## Assigned task
Reproduce the data below line by line, from its first line to the line with "spin polarisation |", both included, and nothing past that point.

-=-=-

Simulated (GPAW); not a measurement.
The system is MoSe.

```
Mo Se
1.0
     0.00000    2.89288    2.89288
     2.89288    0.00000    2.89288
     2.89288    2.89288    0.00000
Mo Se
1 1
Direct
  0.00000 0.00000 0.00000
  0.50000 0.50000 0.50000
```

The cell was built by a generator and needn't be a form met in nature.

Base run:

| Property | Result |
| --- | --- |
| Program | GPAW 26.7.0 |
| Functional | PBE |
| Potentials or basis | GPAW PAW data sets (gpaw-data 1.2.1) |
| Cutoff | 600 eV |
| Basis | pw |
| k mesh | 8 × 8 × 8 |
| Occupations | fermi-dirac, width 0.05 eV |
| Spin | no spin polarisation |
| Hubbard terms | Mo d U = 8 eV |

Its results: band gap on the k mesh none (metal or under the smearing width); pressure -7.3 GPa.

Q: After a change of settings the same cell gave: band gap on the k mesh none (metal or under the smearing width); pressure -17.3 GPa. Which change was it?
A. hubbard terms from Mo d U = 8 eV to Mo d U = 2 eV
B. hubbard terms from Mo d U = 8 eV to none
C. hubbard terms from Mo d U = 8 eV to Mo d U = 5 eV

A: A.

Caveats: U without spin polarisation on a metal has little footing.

-=-=-

## Written reply
Simulated (GPAW); not a measurement.
The system is MoSe.

```
Mo Se
1.0
     0.00000    2.89288    2.89288
     2.89288    0.00000    2.89288
     2.89288    2.89288    0.00000
Mo Se
1 1
Direct
  0.00000 0.00000 0.00000
  0.50000 0.50000 0.50000
```

The cell was built by a generator and needn't be a form met in nature.

Base run:

| Property | Result |
| --- | --- |
| Program | GPAW 26.7.0 |
| Functional | PBE |
| Potentials or basis | GPAW PAW data sets (gpaw-data 1.2.1) |
| Cutoff | 600 eV |
| Basis | pw |
| k mesh | 8 × 8 × 8 |
| Occupations | fermi-dirac, width 0.05 eV |
| Spin | no spin polarisation |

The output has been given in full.